.....
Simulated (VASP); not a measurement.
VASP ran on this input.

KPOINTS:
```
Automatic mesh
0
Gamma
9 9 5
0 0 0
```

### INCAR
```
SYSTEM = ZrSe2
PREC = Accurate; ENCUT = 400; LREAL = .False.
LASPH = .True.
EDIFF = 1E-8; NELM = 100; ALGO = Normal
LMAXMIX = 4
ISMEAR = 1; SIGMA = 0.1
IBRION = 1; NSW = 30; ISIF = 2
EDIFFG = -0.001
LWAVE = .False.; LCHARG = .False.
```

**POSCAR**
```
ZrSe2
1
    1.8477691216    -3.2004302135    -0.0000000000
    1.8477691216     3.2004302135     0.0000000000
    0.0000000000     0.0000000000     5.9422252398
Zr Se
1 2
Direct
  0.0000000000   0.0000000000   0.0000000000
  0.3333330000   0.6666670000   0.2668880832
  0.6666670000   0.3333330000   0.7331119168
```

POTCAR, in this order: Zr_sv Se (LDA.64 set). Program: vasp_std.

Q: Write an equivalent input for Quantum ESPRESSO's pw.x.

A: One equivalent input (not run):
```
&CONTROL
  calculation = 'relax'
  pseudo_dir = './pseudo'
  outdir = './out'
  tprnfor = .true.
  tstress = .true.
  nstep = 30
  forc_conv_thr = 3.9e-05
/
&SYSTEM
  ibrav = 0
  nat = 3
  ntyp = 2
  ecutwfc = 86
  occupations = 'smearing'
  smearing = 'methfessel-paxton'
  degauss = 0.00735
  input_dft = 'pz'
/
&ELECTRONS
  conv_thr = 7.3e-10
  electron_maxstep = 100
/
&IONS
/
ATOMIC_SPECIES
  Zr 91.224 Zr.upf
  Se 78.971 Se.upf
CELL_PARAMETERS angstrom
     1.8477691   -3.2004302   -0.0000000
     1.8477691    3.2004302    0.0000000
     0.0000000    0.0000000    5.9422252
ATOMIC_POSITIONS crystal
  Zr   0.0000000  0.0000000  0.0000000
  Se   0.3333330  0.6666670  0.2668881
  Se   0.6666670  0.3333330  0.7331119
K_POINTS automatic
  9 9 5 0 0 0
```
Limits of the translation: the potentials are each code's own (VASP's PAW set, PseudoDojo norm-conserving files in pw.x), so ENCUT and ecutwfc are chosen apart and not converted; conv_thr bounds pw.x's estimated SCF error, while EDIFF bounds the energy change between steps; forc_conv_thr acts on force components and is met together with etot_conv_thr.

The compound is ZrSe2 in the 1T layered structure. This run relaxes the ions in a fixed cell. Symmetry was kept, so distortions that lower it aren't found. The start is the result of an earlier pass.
.....

WORK REQUEST: Please retype, with no changes, the lines that run from the first line of the entries to the line with "Limits of the", both ends included.

REPLY:
Simulated (VASP); not a measurement.
VASP ran on this input.

KPOINTS:
```
Automatic mesh
0
Gamma
9 9 5
0 0 0
```

### INCAR
```
SYSTEM = ZrSe2
PREC = Accurate; ENCUT = 400; LREAL = .False.
LASPH = .True.
EDIFF = 1E-8; NELM = 100; ALGO = Normal
LMAXMIX = 4
ISMEAR = 1; SIGMA = 0.1
IBRION = 1; NSW = 30; ISIF = 2
EDIFFG = -0.001
LWAVE = .False.; LCHARG = .False.
```

**POSCAR**
```
ZrSe2
1
    1.8477691216    -3.2004302135    -0.0000000000
    1.8477691216     3.2004302135     0.0000000000
    0.0000000000     0.0000000000     5.9422252398
Zr Se
1 2
Direct
  0.0000000000   0.0000000000   0.0000000000
  0.3333330000   0.6666670000   0.2668880832
  0.6666670000   0.3333330000   0.7331119168
```

POTCAR, in this order: Zr_sv Se (LDA.64 set). Program: vasp_std.

Q: Write an equivalent input for Quantum ESPRESSO's pw.x.

A: One equivalent input (not run):
```
&CONTROL
  calculation = 'relax'
  pseudo_dir = './pseudo'
  outdir = './out'
  tprnfor = .true.
  tstress = .true.
  nstep = 30
  forc_conv_thr = 3.9e-05
/
&SYSTEM
  ibrav = 0
  nat = 3
  ntyp = 2
  ecutwfc = 86
  occupations = 'smearing'
  smearing = 'methfessel-paxton'
  degauss = 0.00735
  input_dft = 'pz'
/
&ELECTRONS
  conv_thr = 7.3e-10
  electron_maxstep = 100
/
&IONS
/
ATOMIC_SPECIES
  Zr 91.224 Zr.upf
  Se 78.971 Se.upf
CELL_PARAMETERS angstrom
     1.8477691   -3.2004302   -0.0000000
     1.8477691    3.2004302    0.0000000
     0.0000000    0.0000000    5.9422252
ATOMIC_POSITIONS crystal
  Zr   0.0000000  0.0000000  0.0000000
  Se   0.3333330  0.6666670  0.2668881
  Se   0.6666670  0.3333330  0.7331119
K_POINTS automatic
  9 9 5 0 0 0
```
Limits of the translation: the potentials are each code's own (VASP's PAW set, PseudoDojo norm-conserving files in pw.x), so ENCUT and ecutwfc are chosen apart and not converted; conv_thr bounds pw.x's estimated SCF error, while EDIFF bounds the energy change between steps; forc_conv_thr acts on force components and is met together with etot_conv_thr.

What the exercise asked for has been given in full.